__REQUIRED ACTION__
From the first line to the last, reproduce the data exactly.

__DATA FOR REVIEW__
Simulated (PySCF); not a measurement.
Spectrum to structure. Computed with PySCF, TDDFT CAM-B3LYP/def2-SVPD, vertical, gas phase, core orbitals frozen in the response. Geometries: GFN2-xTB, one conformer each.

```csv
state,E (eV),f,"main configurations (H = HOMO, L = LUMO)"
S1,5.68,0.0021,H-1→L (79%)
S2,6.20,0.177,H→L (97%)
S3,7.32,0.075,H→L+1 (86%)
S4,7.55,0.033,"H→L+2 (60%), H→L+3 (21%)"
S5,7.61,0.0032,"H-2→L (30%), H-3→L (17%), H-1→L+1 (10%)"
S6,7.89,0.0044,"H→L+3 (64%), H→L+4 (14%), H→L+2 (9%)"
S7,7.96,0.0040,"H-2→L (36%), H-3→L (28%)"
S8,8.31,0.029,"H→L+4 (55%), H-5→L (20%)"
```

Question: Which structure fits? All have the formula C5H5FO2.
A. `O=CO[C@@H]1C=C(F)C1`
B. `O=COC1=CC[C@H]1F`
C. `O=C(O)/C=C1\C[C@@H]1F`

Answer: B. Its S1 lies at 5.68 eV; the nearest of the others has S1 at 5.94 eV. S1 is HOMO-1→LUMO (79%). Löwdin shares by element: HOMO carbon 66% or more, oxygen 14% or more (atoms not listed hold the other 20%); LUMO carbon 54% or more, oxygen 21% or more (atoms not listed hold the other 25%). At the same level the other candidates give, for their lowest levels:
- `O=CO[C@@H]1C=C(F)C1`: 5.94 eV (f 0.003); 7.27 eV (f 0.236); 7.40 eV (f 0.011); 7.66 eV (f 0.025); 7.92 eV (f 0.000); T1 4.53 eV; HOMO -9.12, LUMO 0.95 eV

__RESPONSE__
Simulated (PySCF); not a measurement.
Spectrum to structure. Computed with PySCF, TDDFT CAM-B3LYP/def2-SVPD, vertical, gas phase, core orbitals frozen in the response. Geometries: GFN2-xTB, one conformer each.

```csv
state,E (eV),f,"main configurations (H = HOMO, L = LUMO)"
S1,5.68,0.0021,H-1→L (79%)
S2,6.20,0.177,H→L (97%)
S3,7.32,0.075,H→L+1 (86%)
S4,7.55,0.033,"H→L+2 (60%), H→L+3 (21%)"
S5,7.61,0.0032,"H-2→L (30%), H-3→L (17%), H-1→L+1 (10%)"
S6,7.89,0.0044,"H→L+3 (64%), H→L+4 (14%), H→L+2 (9%)"
S7,7.96,0.0040,"H-2→L (36%), H-3→L (28%)"
S8,8.31,0.029,"H→L+4 (55%), H-5→L (20%)"
```

Question: Which structure fits? All have the formula C5H5FO2.
A. `O=CO[C@@H]1C=C(F)C1`
B. `O=COC1=CC[C@H]1F`
C. `O=C(O)/C=C1\C[C@@H]1F`

Answer: B. Its S1 lies at 5.68 eV; the nearest of the others has S1 at 5.94 eV. S1 is HOMO-1→LUMO (79%). Löwdin shares by element: HOMO carbon 66% or more, oxygen 14% or more (atoms not listed hold the other 20%); LUMO carbon 54% or more, oxygen 21% or more (atoms not listed hold the other 25%). At the same level the other candidates give, for their lowest levels:
- `O=CO[C@@H]1C=C(F)C1`: 5.94 eV (f 0.003); 7.27 eV (f 0.236); 7.40 eV (f 0.011); 7.66 eV (f 0.025); 7.92 eV (f 0.000); T1 4.53 eV; HOMO -9.12, LUMO 0.95 eV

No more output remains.